-------- EXCERPTED DATA
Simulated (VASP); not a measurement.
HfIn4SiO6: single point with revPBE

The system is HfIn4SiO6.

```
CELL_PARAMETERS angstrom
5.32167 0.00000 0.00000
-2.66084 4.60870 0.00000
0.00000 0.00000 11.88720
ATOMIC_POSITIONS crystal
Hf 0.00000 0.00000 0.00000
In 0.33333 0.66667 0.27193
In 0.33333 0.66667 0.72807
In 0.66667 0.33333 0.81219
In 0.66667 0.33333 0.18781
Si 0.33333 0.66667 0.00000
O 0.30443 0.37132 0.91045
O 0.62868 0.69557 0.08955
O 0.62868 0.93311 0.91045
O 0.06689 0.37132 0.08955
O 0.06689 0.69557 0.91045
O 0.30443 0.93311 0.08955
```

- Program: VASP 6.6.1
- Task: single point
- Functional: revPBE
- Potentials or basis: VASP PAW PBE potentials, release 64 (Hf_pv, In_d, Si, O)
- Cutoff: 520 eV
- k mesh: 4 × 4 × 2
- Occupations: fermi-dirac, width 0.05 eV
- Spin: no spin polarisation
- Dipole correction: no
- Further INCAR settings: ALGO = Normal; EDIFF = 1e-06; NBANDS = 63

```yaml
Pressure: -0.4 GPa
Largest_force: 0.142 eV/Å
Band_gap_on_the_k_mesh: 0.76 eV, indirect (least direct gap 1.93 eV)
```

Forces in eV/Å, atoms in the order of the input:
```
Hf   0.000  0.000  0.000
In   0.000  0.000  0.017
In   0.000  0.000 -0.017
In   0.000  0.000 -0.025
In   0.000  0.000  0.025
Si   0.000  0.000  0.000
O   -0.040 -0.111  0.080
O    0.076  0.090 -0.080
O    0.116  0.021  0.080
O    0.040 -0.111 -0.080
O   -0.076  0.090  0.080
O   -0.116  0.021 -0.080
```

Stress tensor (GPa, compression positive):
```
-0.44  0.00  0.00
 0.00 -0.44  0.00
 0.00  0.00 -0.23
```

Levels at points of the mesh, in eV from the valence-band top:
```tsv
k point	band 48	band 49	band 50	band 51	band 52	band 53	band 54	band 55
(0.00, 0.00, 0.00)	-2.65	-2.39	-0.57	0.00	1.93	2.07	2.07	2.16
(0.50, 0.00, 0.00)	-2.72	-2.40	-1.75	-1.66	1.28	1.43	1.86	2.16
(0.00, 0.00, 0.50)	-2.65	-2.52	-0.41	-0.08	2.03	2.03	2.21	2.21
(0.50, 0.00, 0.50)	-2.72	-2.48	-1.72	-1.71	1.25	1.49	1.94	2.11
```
----------------

» ASSIGNMENT
Retype the records above, but only those lines that fall between the line containing "The system is HfIn4SiO6." and the line containing "- Dipole correction: no", with both of those lines included, exactly as written.

» EXERCISE SOLUTION
The system is HfIn4SiO6.

```
CELL_PARAMETERS angstrom
5.32167 0.00000 0.00000
-2.66084 4.60870 0.00000
0.00000 0.00000 11.88720
ATOMIC_POSITIONS crystal
Hf 0.00000 0.00000 0.00000
In 0.33333 0.66667 0.27193
In 0.33333 0.66667 0.72807
In 0.66667 0.33333 0.81219
In 0.66667 0.33333 0.18781
Si 0.33333 0.66667 0.00000
O 0.30443 0.37132 0.91045
O 0.62868 0.69557 0.08955
O 0.62868 0.93311 0.91045
O 0.06689 0.37132 0.08955
O 0.06689 0.69557 0.91045
O 0.30443 0.93311 0.08955
```

- Program: VASP 6.6.1
- Task: single point
- Functional: revPBE
- Potentials or basis: VASP PAW PBE potentials, release 64 (Hf_pv, In_d, Si, O)
- Cutoff: 520 eV
- k mesh: 4 × 4 × 2
- Occupations: fermi-dirac, width 0.05 eV
- Spin: no spin polarisation
- Dipole correction: no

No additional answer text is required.